**Information provided**.
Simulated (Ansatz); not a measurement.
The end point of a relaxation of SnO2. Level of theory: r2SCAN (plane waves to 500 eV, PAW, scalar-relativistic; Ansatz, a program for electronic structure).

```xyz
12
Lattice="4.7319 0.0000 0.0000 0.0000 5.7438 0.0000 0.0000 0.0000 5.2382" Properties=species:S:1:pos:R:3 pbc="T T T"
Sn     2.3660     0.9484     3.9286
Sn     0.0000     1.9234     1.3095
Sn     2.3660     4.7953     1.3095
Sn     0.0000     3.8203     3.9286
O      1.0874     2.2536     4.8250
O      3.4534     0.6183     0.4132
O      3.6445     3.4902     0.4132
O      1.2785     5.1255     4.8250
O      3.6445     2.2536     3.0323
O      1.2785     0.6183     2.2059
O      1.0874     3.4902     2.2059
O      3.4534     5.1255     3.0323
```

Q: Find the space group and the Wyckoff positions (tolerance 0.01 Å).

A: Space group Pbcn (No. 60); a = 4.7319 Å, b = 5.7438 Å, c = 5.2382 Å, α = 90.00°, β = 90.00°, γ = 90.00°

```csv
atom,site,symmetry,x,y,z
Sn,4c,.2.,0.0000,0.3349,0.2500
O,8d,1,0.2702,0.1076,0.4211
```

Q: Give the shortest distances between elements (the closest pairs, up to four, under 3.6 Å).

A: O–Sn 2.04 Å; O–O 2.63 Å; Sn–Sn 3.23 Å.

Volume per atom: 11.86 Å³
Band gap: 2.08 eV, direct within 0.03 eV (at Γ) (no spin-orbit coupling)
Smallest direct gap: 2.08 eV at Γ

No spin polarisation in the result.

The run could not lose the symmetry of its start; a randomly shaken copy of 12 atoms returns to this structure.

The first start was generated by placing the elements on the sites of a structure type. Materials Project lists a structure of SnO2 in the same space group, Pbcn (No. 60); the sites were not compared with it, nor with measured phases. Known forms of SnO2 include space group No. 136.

**Work item**. Everything from the first line of the records above through the line containing "Q: Find the" should be restated word for word; leave out all other lines.

**Exercise solution**.
Simulated (Ansatz); not a measurement.
The end point of a relaxation of SnO2. Level of theory: r2SCAN (plane waves to 500 eV, PAW, scalar-relativistic; Ansatz, a program for electronic structure).

```xyz
12
Lattice="4.7319 0.0000 0.0000 0.0000 5.7438 0.0000 0.0000 0.0000 5.2382" Properties=species:S:1:pos:R:3 pbc="T T T"
Sn     2.3660     0.9484     3.9286
Sn     0.0000     1.9234     1.3095
Sn     2.3660     4.7953     1.3095
Sn     0.0000     3.8203     3.9286
O      1.0874     2.2536     4.8250
O      3.4534     0.6183     0.4132
O      3.6445     3.4902     0.4132
O      1.2785     5.1255     4.8250
O      3.6445     2.2536     3.0323
O      1.2785     0.6183     2.2059
O      1.0874     3.4902     2.2059
O      3.4534     5.1255     3.0323
```

Q: Find the space group and the Wyckoff positions (tolerance 0.01 Å).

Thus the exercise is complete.